• _WORK INSTRUCTION_: Take the material below and reproduce, word for word, only the lines from the line with "A. H12 (methylene hydrogen)" through the line with "0.04 | 203 |".

• _DATASET EXCERPTS_:
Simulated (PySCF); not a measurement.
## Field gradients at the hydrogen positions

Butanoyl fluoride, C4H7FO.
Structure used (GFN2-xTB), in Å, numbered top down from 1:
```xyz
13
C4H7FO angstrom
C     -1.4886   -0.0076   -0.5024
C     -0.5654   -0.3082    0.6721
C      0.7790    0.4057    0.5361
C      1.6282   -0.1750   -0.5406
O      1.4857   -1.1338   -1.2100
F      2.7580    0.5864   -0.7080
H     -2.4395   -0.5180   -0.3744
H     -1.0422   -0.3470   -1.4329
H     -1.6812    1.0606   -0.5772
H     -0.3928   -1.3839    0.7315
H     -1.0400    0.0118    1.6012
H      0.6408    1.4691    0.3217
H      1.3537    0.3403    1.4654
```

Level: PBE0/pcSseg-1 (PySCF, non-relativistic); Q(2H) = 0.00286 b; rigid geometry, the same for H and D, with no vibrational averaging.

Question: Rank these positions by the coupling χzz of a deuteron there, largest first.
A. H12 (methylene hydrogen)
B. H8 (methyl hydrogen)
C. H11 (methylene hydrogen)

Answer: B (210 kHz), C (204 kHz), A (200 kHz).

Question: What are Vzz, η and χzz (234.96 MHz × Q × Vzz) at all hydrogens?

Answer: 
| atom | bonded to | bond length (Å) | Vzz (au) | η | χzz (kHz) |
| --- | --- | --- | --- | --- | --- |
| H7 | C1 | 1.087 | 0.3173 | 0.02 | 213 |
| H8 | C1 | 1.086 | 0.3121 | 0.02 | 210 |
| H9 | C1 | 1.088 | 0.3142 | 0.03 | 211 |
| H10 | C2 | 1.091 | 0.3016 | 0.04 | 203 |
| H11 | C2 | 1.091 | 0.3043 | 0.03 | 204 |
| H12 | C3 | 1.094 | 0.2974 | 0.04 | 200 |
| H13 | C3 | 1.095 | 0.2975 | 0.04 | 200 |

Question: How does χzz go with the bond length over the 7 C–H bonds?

• _REPLY_:
A. H12 (methylene hydrogen)
B. H8 (methyl hydrogen)
C. H11 (methylene hydrogen)

Answer: B (210 kHz), C (204 kHz), A (200 kHz).

Question: What are Vzz, η and χzz (234.96 MHz × Q × Vzz) at all hydrogens?

Answer: 
| atom | bonded to | bond length (Å) | Vzz (au) | η | χzz (kHz) |
| --- | --- | --- | --- | --- | --- |
| H7 | C1 | 1.087 | 0.3173 | 0.02 | 213 |
| H8 | C1 | 1.086 | 0.3121 | 0.02 | 210 |
| H9 | C1 | 1.088 | 0.3142 | 0.03 | 211 |
| H10 | C2 | 1.091 | 0.3016 | 0.04 | 203 |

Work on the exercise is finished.